**Work item**
Please give back, word for word, only the lines starting at the one containing "PySCF, gas phase, ωB97X-D3(BJ)/def2-SVP" and ending at the one containing "For H₃C–GeH₂–SnH₃ →" within the material below.

**** Data to examine ****
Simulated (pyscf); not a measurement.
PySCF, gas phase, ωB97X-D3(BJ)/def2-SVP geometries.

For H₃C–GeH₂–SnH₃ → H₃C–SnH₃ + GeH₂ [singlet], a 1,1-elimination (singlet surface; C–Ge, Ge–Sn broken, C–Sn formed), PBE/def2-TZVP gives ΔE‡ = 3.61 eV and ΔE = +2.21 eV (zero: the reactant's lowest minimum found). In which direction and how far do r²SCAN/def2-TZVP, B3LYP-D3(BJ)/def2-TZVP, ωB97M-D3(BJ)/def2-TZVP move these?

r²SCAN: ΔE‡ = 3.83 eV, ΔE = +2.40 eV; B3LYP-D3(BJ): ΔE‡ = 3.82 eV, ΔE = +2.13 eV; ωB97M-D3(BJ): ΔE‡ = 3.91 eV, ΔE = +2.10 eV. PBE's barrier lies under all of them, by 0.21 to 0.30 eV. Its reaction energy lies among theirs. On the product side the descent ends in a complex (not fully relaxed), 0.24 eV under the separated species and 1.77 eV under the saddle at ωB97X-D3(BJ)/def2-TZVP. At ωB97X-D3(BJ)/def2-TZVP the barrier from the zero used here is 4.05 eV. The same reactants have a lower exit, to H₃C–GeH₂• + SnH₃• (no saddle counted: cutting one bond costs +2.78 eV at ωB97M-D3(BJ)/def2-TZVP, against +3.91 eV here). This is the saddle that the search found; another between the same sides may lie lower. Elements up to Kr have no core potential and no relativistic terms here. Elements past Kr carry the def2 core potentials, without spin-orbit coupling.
****

**Task answer**
PySCF, gas phase, ωB97X-D3(BJ)/def2-SVP geometries.

For H₃C–GeH₂–SnH₃ → H₃C–SnH₃ + GeH₂ [singlet], a 1,1-elimination (singlet surface; C–Ge, Ge–Sn broken, C–Sn formed), PBE/def2-TZVP gives ΔE‡ = 3.61 eV and ΔE = +2.21 eV (zero: the reactant's lowest minimum found). In which direction and how far do r²SCAN/def2-TZVP, B3LYP-D3(BJ)/def2-TZVP, ωB97M-D3(BJ)/def2-TZVP move these?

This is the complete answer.